Write the data below out again in full, exactly as shown.

═══ Source material

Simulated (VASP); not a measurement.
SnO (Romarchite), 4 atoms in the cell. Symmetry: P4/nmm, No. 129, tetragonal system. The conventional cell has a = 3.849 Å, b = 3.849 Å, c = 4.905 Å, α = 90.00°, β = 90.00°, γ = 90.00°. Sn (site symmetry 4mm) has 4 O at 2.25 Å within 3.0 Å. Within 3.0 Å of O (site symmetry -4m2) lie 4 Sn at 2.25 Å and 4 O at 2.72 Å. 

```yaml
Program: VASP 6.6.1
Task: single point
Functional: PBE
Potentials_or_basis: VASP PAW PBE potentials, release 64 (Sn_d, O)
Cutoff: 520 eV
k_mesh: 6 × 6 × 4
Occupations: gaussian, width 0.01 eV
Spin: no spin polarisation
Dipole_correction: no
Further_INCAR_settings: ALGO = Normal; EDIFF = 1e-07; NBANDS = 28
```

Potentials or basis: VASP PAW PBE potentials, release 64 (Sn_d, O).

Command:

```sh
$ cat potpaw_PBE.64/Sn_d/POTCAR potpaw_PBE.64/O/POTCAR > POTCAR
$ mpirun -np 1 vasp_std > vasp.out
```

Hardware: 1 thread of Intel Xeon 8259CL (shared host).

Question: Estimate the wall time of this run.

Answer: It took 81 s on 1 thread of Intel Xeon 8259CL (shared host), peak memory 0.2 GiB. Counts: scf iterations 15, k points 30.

══════

## Answer box
Simulated (VASP); not a measurement.
SnO (Romarchite), 4 atoms in the cell. Symmetry: P4/nmm, No. 129, tetragonal system. The conventional cell has a = 3.849 Å, b = 3.849 Å, c = 4.905 Å, α = 90.00°, β = 90.00°, γ = 90.00°. Sn (site symmetry 4mm) has 4 O at 2.25 Å within 3.0 Å. Within 3.0 Å of O (site symmetry -4m2) lie 4 Sn at 2.25 Å and 4 O at 2.72 Å. 

```yaml
Program: VASP 6.6.1
Task: single point
Functional: PBE
Potentials_or_basis: VASP PAW PBE potentials, release 64 (Sn_d, O)
Cutoff: 520 eV
k_mesh: 6 × 6 × 4
Occupations: gaussian, width 0.01 eV
Spin: no spin polarisation
Dipole_correction: no
Further_INCAR_settings: ALGO = Normal; EDIFF = 1e-07; NBANDS = 28
```

Potentials or basis: VASP PAW PBE potentials, release 64 (Sn_d, O).

Command:

```sh
$ cat potpaw_PBE.64/Sn_d/POTCAR potpaw_PBE.64/O/POTCAR > POTCAR
$ mpirun -np 1 vasp_std > vasp.out
```

Hardware: 1 thread of Intel Xeon 8259CL (shared host).

Question: Estimate the wall time of this run.

Answer: It took 81 s on 1 thread of Intel Xeon 8259CL (shared host), peak memory 0.2 GiB. Counts: scf iterations 15, k points 30.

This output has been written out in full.